## [INFORMATION PROVIDED]
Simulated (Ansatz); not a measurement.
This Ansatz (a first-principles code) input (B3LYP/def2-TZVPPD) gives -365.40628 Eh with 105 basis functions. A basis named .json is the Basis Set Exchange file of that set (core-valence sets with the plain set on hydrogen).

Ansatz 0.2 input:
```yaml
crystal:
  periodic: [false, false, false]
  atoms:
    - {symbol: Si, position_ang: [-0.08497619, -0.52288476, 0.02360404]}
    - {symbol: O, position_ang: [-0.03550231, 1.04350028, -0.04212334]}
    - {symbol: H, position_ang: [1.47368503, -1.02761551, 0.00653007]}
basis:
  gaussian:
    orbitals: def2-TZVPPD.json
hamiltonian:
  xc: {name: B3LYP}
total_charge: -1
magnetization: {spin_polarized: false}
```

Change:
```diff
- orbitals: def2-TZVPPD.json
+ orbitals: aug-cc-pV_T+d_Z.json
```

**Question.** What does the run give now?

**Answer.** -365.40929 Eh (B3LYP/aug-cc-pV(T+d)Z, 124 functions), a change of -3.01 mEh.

## [WORK TASK]
Print, please, the lines from the first line of the material through the line that contains "run give now?", exactly as written and with nothing added.

## [RESPONSE]
Simulated (Ansatz); not a measurement.
This Ansatz (a first-principles code) input (B3LYP/def2-TZVPPD) gives -365.40628 Eh with 105 basis functions. A basis named .json is the Basis Set Exchange file of that set (core-valence sets with the plain set on hydrogen).

Ansatz 0.2 input:
```yaml
crystal:
  periodic: [false, false, false]
  atoms:
    - {symbol: Si, position_ang: [-0.08497619, -0.52288476, 0.02360404]}
    - {symbol: O, position_ang: [-0.03550231, 1.04350028, -0.04212334]}
    - {symbol: H, position_ang: [1.47368503, -1.02761551, 0.00653007]}
basis:
  gaussian:
    orbitals: def2-TZVPPD.json
hamiltonian:
  xc: {name: B3LYP}
total_charge: -1
magnetization: {spin_polarized: false}
```

Change:
```diff
- orbitals: def2-TZVPPD.json
+ orbitals: aug-cc-pV_T+d_Z.json
```

**Question.** What does the run give now?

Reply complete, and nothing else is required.